Every line from the first one in the listing down to the line with "Method of calculation: Dirac-Coulomb-Breit" should be restated word for word.

━━━ Data excerpts ━━━

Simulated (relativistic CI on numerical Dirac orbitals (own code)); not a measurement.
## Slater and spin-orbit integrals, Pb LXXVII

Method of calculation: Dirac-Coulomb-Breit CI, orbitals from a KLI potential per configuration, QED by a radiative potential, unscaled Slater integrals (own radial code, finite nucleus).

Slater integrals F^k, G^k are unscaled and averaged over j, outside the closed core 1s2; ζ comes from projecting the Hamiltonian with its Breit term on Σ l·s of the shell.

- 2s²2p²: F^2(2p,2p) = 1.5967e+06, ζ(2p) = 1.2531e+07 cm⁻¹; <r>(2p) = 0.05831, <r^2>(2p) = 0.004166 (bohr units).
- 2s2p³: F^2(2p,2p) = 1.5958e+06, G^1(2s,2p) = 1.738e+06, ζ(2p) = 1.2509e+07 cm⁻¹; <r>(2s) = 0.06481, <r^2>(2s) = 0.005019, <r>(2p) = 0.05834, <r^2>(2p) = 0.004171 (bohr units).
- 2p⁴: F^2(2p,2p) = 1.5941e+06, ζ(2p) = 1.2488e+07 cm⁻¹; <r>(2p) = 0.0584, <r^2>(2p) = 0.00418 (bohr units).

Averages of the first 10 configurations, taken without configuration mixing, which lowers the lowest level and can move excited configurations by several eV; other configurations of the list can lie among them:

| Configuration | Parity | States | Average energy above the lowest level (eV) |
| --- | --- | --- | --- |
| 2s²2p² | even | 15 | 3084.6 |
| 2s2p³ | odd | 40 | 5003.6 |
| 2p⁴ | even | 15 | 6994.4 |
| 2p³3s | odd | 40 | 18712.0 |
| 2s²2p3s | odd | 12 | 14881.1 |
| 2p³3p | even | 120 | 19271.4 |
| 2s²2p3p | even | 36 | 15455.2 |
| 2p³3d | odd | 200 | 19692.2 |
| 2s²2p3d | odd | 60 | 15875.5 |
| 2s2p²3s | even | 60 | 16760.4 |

━━━

- **Response area**:
Simulated (relativistic CI on numerical Dirac orbitals (own code)); not a measurement.
## Slater and spin-orbit integrals, Pb LXXVII

Method of calculation: Dirac-Coulomb-Breit CI, orbitals from a KLI potential per configuration, QED by a radiative potential, unscaled Slater integrals (own radial code, finite nucleus).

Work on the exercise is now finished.